● Activity
Each line below needs to be restated word for word.

● Data extracts
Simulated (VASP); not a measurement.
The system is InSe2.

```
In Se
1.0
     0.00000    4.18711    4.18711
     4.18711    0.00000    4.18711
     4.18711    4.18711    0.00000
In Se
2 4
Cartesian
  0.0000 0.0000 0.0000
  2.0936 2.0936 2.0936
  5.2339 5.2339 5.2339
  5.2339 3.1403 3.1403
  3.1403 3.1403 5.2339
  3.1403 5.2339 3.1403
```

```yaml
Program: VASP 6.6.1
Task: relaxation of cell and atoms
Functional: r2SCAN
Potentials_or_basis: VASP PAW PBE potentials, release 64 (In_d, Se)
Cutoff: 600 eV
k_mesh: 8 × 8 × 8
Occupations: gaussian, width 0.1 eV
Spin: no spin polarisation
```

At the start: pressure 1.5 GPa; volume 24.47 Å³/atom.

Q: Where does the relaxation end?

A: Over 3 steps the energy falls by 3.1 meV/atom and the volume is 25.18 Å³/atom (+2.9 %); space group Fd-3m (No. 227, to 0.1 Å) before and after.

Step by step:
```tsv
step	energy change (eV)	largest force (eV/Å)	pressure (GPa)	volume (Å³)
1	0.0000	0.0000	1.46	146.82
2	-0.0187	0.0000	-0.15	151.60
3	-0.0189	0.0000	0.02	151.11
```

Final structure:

● Answer section
Simulated (VASP); not a measurement.
The system is InSe2.

```
In Se
1.0
     0.00000    4.18711    4.18711
     4.18711    0.00000    4.18711
     4.18711    4.18711    0.00000
In Se
2 4
Cartesian
  0.0000 0.0000 0.0000
  2.0936 2.0936 2.0936
  5.2339 5.2339 5.2339
  5.2339 3.1403 3.1403
  3.1403 3.1403 5.2339
  3.1403 5.2339 3.1403
```

```yaml
Program: VASP 6.6.1
Task: relaxation of cell and atoms
Functional: r2SCAN
Potentials_or_basis: VASP PAW PBE potentials, release 64 (In_d, Se)
Cutoff: 600 eV
k_mesh: 8 × 8 × 8
Occupations: gaussian, width 0.1 eV
Spin: no spin polarisation
```

At the start: pressure 1.5 GPa; volume 24.47 Å³/atom.

Q: Where does the relaxation end?

A: Over 3 steps the energy falls by 3.1 meV/atom and the volume is 25.18 Å³/atom (+2.9 %); space group Fd-3m (No. 227, to 0.1 Å) before and after.

Step by step:
```tsv
step	energy change (eV)	largest force (eV/Å)	pressure (GPa)	volume (Å³)
1	0.0000	0.0000	1.46	146.82
2	-0.0187	0.0000	-0.15	151.60
3	-0.0189	0.0000	0.02	151.11
```

Final structure:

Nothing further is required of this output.